Please copy exactly the lines from the top of the data through the line containing "## (2) Single point, PBEsol (strained)", and nothing else.

[Start of Attachment]

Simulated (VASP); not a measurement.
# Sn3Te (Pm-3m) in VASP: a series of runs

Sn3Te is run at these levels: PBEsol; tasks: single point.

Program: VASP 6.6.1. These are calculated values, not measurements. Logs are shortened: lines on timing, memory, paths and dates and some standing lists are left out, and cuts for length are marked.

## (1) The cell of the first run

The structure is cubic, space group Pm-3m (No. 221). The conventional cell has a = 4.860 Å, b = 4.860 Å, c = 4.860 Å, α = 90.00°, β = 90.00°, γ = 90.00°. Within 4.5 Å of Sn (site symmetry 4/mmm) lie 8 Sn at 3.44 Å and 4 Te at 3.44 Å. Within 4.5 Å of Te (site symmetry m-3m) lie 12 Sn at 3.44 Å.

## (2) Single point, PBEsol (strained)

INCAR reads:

[End of Attachment]

- EXERCISE RESPONSE:
Simulated (VASP); not a measurement.
# Sn3Te (Pm-3m) in VASP: a series of runs

Sn3Te is run at these levels: PBEsol; tasks: single point.

Program: VASP 6.6.1. These are calculated values, not measurements. Logs are shortened: lines on timing, memory, paths and dates and some standing lists are left out, and cuts for length are marked.

## (1) The cell of the first run

The structure is cubic, space group Pm-3m (No. 221). The conventional cell has a = 4.860 Å, b = 4.860 Å, c = 4.860 Å, α = 90.00°, β = 90.00°, γ = 90.00°. Within 4.5 Å of Sn (site symmetry 4/mmm) lie 8 Sn at 3.44 Å and 4 Te at 3.44 Å. Within 4.5 Å of Te (site symmetry m-3m) lie 12 Sn at 3.44 Å.

## (2) Single point, PBEsol (strained)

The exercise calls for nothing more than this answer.